● **SUPPLIED ENTRIES**:
*** Block opens ***

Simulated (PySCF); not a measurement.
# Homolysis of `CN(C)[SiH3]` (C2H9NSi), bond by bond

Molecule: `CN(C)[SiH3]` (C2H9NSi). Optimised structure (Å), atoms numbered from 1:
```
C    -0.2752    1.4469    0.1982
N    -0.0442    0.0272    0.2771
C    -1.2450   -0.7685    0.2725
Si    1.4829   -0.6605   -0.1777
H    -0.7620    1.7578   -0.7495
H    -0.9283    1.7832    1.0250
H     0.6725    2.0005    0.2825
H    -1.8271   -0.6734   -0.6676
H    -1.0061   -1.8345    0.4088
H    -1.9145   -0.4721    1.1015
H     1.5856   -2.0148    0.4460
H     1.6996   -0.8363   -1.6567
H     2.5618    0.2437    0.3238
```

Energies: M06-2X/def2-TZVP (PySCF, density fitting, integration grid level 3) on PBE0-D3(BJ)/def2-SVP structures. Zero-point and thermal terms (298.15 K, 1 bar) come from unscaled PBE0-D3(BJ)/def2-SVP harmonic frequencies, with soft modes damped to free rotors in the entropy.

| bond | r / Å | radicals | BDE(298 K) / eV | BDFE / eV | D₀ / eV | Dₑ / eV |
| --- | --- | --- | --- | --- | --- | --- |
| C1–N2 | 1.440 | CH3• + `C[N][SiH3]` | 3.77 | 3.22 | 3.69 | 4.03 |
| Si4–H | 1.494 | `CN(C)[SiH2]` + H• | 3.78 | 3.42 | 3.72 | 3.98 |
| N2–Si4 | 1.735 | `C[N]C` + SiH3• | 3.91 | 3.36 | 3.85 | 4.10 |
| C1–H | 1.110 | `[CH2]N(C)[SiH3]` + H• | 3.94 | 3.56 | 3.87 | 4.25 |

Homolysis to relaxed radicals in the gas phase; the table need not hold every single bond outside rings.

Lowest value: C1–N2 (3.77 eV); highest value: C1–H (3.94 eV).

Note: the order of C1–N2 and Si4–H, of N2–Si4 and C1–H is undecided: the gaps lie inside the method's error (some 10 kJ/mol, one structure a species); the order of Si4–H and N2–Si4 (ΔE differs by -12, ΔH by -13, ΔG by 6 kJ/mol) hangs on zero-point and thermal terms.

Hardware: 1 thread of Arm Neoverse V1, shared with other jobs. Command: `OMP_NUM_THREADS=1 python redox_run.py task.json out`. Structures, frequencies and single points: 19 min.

*** Block closes ***

● **EXERCISE**: Take the lines above from the first through the one containing "Homolysis to relaxed" and reproduce them exactly; include nothing else.

● **RESPONSE AREA**:
Simulated (PySCF); not a measurement.
# Homolysis of `CN(C)[SiH3]` (C2H9NSi), bond by bond

Molecule: `CN(C)[SiH3]` (C2H9NSi). Optimised structure (Å), atoms numbered from 1:
```
C    -0.2752    1.4469    0.1982
N    -0.0442    0.0272    0.2771
C    -1.2450   -0.7685    0.2725
Si    1.4829   -0.6605   -0.1777
H    -0.7620    1.7578   -0.7495
H    -0.9283    1.7832    1.0250
H     0.6725    2.0005    0.2825
H    -1.8271   -0.6734   -0.6676
H    -1.0061   -1.8345    0.4088
H    -1.9145   -0.4721    1.1015
H     1.5856   -2.0148    0.4460
H     1.6996   -0.8363   -1.6567
H     2.5618    0.2437    0.3238
```

Energies: M06-2X/def2-TZVP (PySCF, density fitting, integration grid level 3) on PBE0-D3(BJ)/def2-SVP structures. Zero-point and thermal terms (298.15 K, 1 bar) come from unscaled PBE0-D3(BJ)/def2-SVP harmonic frequencies, with soft modes damped to free rotors in the entropy.

| bond | r / Å | radicals | BDE(298 K) / eV | BDFE / eV | D₀ / eV | Dₑ / eV |
| --- | --- | --- | --- | --- | --- | --- |
| C1–N2 | 1.440 | CH3• + `C[N][SiH3]` | 3.77 | 3.22 | 3.69 | 4.03 |
| Si4–H | 1.494 | `CN(C)[SiH2]` + H• | 3.78 | 3.42 | 3.72 | 3.98 |
| N2–Si4 | 1.735 | `C[N]C` + SiH3• | 3.91 | 3.36 | 3.85 | 4.10 |
| C1–H | 1.110 | `[CH2]N(C)[SiH3]` + H• | 3.94 | 3.56 | 3.87 | 4.25 |

Homolysis to relaxed radicals in the gas phase; the table need not hold every single bond outside rings.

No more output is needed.